· · · · ·

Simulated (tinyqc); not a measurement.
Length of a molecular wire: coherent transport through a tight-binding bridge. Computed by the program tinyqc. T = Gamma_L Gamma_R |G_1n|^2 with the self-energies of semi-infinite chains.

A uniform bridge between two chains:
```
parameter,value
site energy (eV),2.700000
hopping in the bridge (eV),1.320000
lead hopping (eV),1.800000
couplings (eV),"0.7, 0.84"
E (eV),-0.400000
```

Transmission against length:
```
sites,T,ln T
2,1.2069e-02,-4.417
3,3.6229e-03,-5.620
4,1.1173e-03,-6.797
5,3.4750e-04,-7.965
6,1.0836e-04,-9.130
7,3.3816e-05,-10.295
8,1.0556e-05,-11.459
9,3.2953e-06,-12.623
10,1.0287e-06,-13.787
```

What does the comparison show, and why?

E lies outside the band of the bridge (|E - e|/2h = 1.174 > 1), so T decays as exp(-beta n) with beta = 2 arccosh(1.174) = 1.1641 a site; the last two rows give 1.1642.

· · · · ·

WORK ITEM: Repeat only the lines above, from the first line of the entries through the line that contains "What does the comparison show, and why?", including both ends.

TASK RESPONSE:
Simulated (tinyqc); not a measurement.
Length of a molecular wire: coherent transport through a tight-binding bridge. Computed by the program tinyqc. T = Gamma_L Gamma_R |G_1n|^2 with the self-energies of semi-infinite chains.

A uniform bridge between two chains:
```
parameter,value
site energy (eV),2.700000
hopping in the bridge (eV),1.320000
lead hopping (eV),1.800000
couplings (eV),"0.7, 0.84"
E (eV),-0.400000
```

Transmission against length:
```
sites,T,ln T
2,1.2069e-02,-4.417
3,3.6229e-03,-5.620
4,1.1173e-03,-6.797
5,3.4750e-04,-7.965
6,1.0836e-04,-9.130
7,3.3816e-05,-10.295
8,1.0556e-05,-11.459
9,3.2953e-06,-12.623
10,1.0287e-06,-13.787
```

What does the comparison show, and why?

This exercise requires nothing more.